▸ Task item
Transcribe the material from its first line onward, ending with the line that contains "SMILES with atom" and adding nothing beyond it.

BEGIN Source data

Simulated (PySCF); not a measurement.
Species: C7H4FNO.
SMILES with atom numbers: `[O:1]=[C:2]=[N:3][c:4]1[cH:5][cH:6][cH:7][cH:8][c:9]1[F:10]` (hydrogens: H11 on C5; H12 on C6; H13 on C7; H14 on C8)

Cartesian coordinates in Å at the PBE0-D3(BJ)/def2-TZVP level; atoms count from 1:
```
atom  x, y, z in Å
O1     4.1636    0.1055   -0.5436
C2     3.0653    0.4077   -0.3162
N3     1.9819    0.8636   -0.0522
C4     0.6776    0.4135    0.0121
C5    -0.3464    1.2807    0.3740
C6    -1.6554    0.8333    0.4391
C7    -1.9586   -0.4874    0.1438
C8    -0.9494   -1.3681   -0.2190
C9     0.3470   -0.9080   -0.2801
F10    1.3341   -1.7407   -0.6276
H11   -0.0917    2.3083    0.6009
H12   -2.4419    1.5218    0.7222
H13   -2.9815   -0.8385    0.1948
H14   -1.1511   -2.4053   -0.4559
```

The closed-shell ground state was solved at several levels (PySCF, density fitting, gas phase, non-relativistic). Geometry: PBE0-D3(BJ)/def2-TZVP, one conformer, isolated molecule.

END Source data

▸ Task answer
Simulated (PySCF); not a measurement.
Species: C7H4FNO.
SMILES with atom numbers: `[O:1]=[C:2]=[N:3][c:4]1[cH:5][cH:6][cH:7][cH:8][c:9]1[F:10]` (hydrogens: H11 on C5; H12 on C6; H13 on C7; H14 on C8)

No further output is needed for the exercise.